**ACTION ITEM**
Copy every record that follows, word for word.

**MATERIAL SUPPLIED**
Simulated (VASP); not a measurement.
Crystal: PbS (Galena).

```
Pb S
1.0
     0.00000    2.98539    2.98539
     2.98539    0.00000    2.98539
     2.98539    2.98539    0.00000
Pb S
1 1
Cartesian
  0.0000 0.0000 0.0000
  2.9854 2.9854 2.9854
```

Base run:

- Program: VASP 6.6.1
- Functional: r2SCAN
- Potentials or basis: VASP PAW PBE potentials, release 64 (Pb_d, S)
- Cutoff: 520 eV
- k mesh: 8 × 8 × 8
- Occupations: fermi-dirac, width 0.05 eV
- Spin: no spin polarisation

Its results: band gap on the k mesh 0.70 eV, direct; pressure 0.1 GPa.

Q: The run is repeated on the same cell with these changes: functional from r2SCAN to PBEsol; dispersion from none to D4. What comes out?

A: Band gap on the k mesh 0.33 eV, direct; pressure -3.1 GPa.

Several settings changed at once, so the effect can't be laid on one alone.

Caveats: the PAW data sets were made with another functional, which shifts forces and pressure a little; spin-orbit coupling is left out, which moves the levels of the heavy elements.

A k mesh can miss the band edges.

**WRITTEN REPLY**
Simulated (VASP); not a measurement.
Crystal: PbS (Galena).

```
Pb S
1.0
     0.00000    2.98539    2.98539
     2.98539    0.00000    2.98539
     2.98539    2.98539    0.00000
Pb S
1 1
Cartesian
  0.0000 0.0000 0.0000
  2.9854 2.9854 2.9854
```

Base run:

- Program: VASP 6.6.1
- Functional: r2SCAN
- Potentials or basis: VASP PAW PBE potentials, release 64 (Pb_d, S)
- Cutoff: 520 eV
- k mesh: 8 × 8 × 8
- Occupations: fermi-dirac, width 0.05 eV
- Spin: no spin polarisation

Its results: band gap on the k mesh 0.70 eV, direct; pressure 0.1 GPa.

Q: The run is repeated on the same cell with these changes: functional from r2SCAN to PBEsol; dispersion from none to D4. What comes out?

A: Band gap on the k mesh 0.33 eV, direct; pressure -3.1 GPa.

Several settings changed at once, so the effect can't be laid on one alone.

Caveats: the PAW data sets were made with another functional, which shifts forces and pressure a little; spin-orbit coupling is left out, which moves the levels of the heavy elements.

A k mesh can miss the band edges.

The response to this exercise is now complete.